▼▼▼

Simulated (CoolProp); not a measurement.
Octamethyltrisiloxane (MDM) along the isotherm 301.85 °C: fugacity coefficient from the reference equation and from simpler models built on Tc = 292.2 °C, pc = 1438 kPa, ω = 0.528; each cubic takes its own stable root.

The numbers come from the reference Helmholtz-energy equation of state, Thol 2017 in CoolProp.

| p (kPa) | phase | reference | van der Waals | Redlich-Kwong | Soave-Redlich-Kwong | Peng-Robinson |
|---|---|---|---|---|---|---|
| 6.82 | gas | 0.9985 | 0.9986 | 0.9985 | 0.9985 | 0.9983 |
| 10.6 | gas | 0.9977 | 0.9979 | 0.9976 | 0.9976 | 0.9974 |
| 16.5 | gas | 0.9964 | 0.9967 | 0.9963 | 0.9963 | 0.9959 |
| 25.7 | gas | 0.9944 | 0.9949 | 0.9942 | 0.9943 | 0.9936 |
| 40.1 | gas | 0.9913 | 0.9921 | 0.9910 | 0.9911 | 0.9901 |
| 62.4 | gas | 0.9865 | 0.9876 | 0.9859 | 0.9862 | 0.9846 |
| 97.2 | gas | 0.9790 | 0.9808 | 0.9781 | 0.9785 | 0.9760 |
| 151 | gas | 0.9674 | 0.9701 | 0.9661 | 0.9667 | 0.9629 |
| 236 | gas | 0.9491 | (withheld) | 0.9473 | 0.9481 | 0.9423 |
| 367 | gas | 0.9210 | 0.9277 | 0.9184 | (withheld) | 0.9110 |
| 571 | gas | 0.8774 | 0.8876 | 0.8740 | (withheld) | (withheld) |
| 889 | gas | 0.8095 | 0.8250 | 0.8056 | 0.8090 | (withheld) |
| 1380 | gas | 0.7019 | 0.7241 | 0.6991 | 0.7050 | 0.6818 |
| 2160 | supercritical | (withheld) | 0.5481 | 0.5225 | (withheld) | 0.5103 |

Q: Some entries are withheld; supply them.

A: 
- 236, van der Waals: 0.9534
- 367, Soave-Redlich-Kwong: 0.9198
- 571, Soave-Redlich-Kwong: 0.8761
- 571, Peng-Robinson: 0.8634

▲▲▲

## Assignment
Reproduce verbatim only this range: the first line of the material through the line that contains "The numbers come", inclusive.

## Result
Simulated (CoolProp); not a measurement.
Octamethyltrisiloxane (MDM) along the isotherm 301.85 °C: fugacity coefficient from the reference equation and from simpler models built on Tc = 292.2 °C, pc = 1438 kPa, ω = 0.528; each cubic takes its own stable root.

The numbers come from the reference Helmholtz-energy equation of state, Thol 2017 in CoolProp.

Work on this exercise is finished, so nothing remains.